■ **Work item**
Reproduce this listing from its first line through the line with "Result: B, KOH from 0.2 to 2 mol/kgw", inclusive, leaving out all that follows.

■ **Dataset extract**
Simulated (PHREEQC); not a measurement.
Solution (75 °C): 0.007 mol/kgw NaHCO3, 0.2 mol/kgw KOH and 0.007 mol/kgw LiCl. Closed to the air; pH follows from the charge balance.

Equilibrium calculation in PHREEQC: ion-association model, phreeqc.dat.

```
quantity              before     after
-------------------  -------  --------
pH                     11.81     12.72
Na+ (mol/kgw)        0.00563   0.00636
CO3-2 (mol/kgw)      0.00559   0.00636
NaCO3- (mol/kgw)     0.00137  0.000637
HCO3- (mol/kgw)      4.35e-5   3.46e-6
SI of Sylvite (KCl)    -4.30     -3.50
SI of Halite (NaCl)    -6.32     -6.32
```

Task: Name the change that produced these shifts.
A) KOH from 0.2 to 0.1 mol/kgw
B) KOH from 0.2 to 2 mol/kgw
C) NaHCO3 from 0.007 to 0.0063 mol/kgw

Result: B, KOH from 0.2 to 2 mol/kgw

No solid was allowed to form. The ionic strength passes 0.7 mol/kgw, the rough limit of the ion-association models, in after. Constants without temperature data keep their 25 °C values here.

■ **Response area**
Simulated (PHREEQC); not a measurement.
Solution (75 °C): 0.007 mol/kgw NaHCO3, 0.2 mol/kgw KOH and 0.007 mol/kgw LiCl. Closed to the air; pH follows from the charge balance.

Equilibrium calculation in PHREEQC: ion-association model, phreeqc.dat.

```
quantity              before     after
-------------------  -------  --------
pH                     11.81     12.72
Na+ (mol/kgw)        0.00563   0.00636
CO3-2 (mol/kgw)      0.00559   0.00636
NaCO3- (mol/kgw)     0.00137  0.000637
HCO3- (mol/kgw)      4.35e-5   3.46e-6
SI of Sylvite (KCl)    -4.30     -3.50
SI of Halite (NaCl)    -6.32     -6.32
```

Task: Name the change that produced these shifts.
A) KOH from 0.2 to 0.1 mol/kgw
B) KOH from 0.2 to 2 mol/kgw
C) NaHCO3 from 0.007 to 0.0063 mol/kgw

Result: B, KOH from 0.2 to 2 mol/kgw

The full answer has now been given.